AVAILABLE DATA START

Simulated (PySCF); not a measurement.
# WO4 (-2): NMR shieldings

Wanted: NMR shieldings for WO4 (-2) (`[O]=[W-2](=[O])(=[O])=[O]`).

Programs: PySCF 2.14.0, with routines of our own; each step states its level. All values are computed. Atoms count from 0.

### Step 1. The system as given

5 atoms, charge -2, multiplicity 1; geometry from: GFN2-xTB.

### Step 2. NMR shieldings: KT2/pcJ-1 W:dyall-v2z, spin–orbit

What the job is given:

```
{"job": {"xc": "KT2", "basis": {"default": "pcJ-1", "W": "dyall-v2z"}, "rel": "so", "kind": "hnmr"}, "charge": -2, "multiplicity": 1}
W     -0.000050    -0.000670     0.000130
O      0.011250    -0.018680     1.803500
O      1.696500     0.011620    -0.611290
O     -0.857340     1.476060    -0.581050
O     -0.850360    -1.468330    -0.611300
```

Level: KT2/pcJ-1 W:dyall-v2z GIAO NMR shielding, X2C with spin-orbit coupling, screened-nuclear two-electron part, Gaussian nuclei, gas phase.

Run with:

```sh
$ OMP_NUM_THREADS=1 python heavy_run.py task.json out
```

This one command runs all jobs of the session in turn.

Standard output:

AVAILABLE DATA END

**REQUIRED ACTION:**
Every line from the first entry to the line containing "This one command" should be transcribed exactly, and nothing beyond it.

**ANSWER SECTION:**
Simulated (PySCF); not a measurement.
# WO4 (-2): NMR shieldings

Wanted: NMR shieldings for WO4 (-2) (`[O]=[W-2](=[O])(=[O])=[O]`).

Programs: PySCF 2.14.0, with routines of our own; each step states its level. All values are computed. Atoms count from 0.

### Step 1. The system as given

5 atoms, charge -2, multiplicity 1; geometry from: GFN2-xTB.

### Step 2. NMR shieldings: KT2/pcJ-1 W:dyall-v2z, spin–orbit

What the job is given:

```
{"job": {"xc": "KT2", "basis": {"default": "pcJ-1", "W": "dyall-v2z"}, "rel": "so", "kind": "hnmr"}, "charge": -2, "multiplicity": 1}
W     -0.000050    -0.000670     0.000130
O      0.011250    -0.018680     1.803500
O      1.696500     0.011620    -0.611290
O     -0.857340     1.476060    -0.581050
O     -0.850360    -1.468330    -0.611300
```

Level: KT2/pcJ-1 W:dyall-v2z GIAO NMR shielding, X2C with spin-orbit coupling, screened-nuclear two-electron part, Gaussian nuclei, gas phase.

Run with:

```sh
$ OMP_NUM_THREADS=1 python heavy_run.py task.json out
```

This one command runs all jobs of the session in turn.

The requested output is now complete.